→ **Given data**
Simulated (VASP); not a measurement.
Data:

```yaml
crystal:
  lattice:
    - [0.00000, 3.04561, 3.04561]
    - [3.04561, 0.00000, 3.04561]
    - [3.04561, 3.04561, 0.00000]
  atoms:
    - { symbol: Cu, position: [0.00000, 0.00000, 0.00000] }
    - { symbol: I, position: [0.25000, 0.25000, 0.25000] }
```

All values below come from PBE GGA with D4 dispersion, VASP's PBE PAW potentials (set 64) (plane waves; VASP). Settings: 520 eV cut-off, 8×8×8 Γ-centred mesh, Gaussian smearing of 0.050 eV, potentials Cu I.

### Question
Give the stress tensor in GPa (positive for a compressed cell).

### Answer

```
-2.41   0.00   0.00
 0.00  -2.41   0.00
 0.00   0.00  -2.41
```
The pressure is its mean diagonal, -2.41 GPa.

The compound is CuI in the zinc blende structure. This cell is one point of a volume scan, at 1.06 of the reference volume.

→ **Work request**
Reproduce the records above line by line, without any change, up to and including the line that holds "The pressure is its mean diagonal, -2.41 GPa.".

→ **Solution**
Simulated (VASP); not a measurement.
Data:

```yaml
crystal:
  lattice:
    - [0.00000, 3.04561, 3.04561]
    - [3.04561, 0.00000, 3.04561]
    - [3.04561, 3.04561, 0.00000]
  atoms:
    - { symbol: Cu, position: [0.00000, 0.00000, 0.00000] }
    - { symbol: I, position: [0.25000, 0.25000, 0.25000] }
```

All values below come from PBE GGA with D4 dispersion, VASP's PBE PAW potentials (set 64) (plane waves; VASP). Settings: 520 eV cut-off, 8×8×8 Γ-centred mesh, Gaussian smearing of 0.050 eV, potentials Cu I.

### Question
Give the stress tensor in GPa (positive for a compressed cell).

### Answer

```
-2.41   0.00   0.00
 0.00  -2.41   0.00
 0.00   0.00  -2.41
```
The pressure is its mean diagonal, -2.41 GPa.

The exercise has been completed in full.